==== DATA SECTION
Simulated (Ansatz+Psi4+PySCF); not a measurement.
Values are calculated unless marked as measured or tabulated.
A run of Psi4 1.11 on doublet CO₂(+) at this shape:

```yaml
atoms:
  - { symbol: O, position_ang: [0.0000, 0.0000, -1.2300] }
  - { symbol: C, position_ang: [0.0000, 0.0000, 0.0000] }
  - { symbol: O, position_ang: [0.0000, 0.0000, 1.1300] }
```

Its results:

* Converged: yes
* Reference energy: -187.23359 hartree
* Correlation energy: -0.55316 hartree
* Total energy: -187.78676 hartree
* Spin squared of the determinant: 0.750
========

▶ [WORK INSTRUCTION]: Word for word, retype each record.

▶ [EXERCISE SOLUTION]:
Simulated (Ansatz+Psi4+PySCF); not a measurement.
Values are calculated unless marked as measured or tabulated.
A run of Psi4 1.11 on doublet CO₂(+) at this shape:

```yaml
atoms:
  - { symbol: O, position_ang: [0.0000, 0.0000, -1.2300] }
  - { symbol: C, position_ang: [0.0000, 0.0000, 0.0000] }
  - { symbol: O, position_ang: [0.0000, 0.0000, 1.1300] }
```

Its results:

* Converged: yes
* Reference energy: -187.23359 hartree
* Correlation energy: -0.55316 hartree
* Total energy: -187.78676 hartree
* Spin squared of the determinant: 0.750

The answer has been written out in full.